— LISTED RECORDS —
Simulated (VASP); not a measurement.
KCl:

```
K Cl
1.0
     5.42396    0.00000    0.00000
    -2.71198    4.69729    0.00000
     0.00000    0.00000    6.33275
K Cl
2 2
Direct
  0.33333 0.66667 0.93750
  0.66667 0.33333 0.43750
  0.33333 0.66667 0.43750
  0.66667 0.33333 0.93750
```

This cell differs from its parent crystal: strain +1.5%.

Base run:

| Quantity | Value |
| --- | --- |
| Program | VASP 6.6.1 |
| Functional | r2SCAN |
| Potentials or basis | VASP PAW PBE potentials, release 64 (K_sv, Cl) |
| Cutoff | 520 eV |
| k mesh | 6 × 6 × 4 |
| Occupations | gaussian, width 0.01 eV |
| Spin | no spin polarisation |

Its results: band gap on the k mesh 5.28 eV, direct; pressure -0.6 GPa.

— WORK ORDER —
An exact reproduction of the listing is required, covering every entry.

— RESPONSE BOX —
Simulated (VASP); not a measurement.
KCl:

```
K Cl
1.0
     5.42396    0.00000    0.00000
    -2.71198    4.69729    0.00000
     0.00000    0.00000    6.33275
K Cl
2 2
Direct
  0.33333 0.66667 0.93750
  0.66667 0.33333 0.43750
  0.33333 0.66667 0.43750
  0.66667 0.33333 0.93750
```

This cell differs from its parent crystal: strain +1.5%.

Base run:

| Quantity | Value |
| --- | --- |
| Program | VASP 6.6.1 |
| Functional | r2SCAN |
| Potentials or basis | VASP PAW PBE potentials, release 64 (K_sv, Cl) |
| Cutoff | 520 eV |
| k mesh | 6 × 6 × 4 |
| Occupations | gaussian, width 0.01 eV |
| Spin | no spin polarisation |

Its results: band gap on the k mesh 5.28 eV, direct; pressure -0.6 GPa.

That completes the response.